----- Records provided
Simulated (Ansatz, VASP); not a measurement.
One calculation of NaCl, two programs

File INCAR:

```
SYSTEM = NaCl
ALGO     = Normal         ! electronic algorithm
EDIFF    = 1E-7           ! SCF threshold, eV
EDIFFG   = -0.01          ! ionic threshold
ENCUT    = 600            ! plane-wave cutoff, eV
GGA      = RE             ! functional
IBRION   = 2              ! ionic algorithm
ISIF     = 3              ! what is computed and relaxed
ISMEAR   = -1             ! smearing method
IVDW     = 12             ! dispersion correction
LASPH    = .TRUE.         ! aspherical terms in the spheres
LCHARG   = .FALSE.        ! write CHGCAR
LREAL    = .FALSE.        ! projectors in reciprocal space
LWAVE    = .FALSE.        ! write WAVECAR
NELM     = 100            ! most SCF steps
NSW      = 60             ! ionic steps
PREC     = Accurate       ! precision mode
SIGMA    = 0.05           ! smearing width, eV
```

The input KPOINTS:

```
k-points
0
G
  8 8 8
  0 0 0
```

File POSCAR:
----------

== Exercise ==
Without any alteration, retype all of the material above.

== Your solution ==
Simulated (Ansatz, VASP); not a measurement.
One calculation of NaCl, two programs

File INCAR:

```
SYSTEM = NaCl
ALGO     = Normal         ! electronic algorithm
EDIFF    = 1E-7           ! SCF threshold, eV
EDIFFG   = -0.01          ! ionic threshold
ENCUT    = 600            ! plane-wave cutoff, eV
GGA      = RE             ! functional
IBRION   = 2              ! ionic algorithm
ISIF     = 3              ! what is computed and relaxed
ISMEAR   = -1             ! smearing method
IVDW     = 12             ! dispersion correction
LASPH    = .TRUE.         ! aspherical terms in the spheres
LCHARG   = .FALSE.        ! write CHGCAR
LREAL    = .FALSE.        ! projectors in reciprocal space
LWAVE    = .FALSE.        ! write WAVECAR
NELM     = 100            ! most SCF steps
NSW      = 60             ! ionic steps
PREC     = Accurate       ! precision mode
SIGMA    = 0.05           ! smearing width, eV
```

The input KPOINTS:

```
k-points
0
G
  8 8 8
  0 0 0
```

File POSCAR:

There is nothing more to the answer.